● **REQUIREMENT**: Your task is to repeat the entries exactly from their first line through the line with "the first run**", and to stop there.

------ DATA PROVIDED
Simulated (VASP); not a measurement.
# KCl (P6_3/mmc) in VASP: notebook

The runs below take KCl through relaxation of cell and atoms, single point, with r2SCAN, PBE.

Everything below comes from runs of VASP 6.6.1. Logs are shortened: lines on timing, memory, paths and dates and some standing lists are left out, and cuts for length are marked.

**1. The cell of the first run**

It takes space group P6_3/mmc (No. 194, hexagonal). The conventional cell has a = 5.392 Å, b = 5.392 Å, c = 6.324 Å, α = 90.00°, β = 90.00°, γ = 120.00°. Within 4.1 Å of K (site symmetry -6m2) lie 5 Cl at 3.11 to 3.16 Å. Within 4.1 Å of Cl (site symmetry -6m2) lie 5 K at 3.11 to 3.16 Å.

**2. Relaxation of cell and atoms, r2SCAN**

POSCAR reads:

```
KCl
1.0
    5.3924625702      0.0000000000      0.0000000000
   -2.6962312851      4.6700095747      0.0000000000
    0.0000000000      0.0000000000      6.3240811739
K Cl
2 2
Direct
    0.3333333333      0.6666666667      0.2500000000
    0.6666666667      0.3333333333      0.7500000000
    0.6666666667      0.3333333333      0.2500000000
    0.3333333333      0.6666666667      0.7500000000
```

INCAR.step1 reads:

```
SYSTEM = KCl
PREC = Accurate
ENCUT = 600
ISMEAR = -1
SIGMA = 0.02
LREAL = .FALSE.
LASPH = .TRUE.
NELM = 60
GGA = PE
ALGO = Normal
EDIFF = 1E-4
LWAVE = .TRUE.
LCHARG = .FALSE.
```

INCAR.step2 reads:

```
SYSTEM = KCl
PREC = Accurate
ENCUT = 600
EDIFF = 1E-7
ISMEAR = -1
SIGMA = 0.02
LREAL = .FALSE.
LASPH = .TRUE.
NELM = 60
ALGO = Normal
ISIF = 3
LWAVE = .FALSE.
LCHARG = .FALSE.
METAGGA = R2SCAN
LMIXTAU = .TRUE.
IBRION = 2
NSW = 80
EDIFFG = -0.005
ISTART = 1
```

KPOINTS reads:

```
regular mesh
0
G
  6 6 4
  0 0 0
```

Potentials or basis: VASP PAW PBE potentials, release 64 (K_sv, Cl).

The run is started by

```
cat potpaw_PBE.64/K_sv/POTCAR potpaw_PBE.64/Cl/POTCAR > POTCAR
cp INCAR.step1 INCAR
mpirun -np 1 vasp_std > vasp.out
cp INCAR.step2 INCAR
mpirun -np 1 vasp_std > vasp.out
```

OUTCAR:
------------

● **REPLY**:
Simulated (VASP); not a measurement.
# KCl (P6_3/mmc) in VASP: notebook

The runs below take KCl through relaxation of cell and atoms, single point, with r2SCAN, PBE.

Everything below comes from runs of VASP 6.6.1. Logs are shortened: lines on timing, memory, paths and dates and some standing lists are left out, and cuts for length are marked.

**1. The cell of the first run**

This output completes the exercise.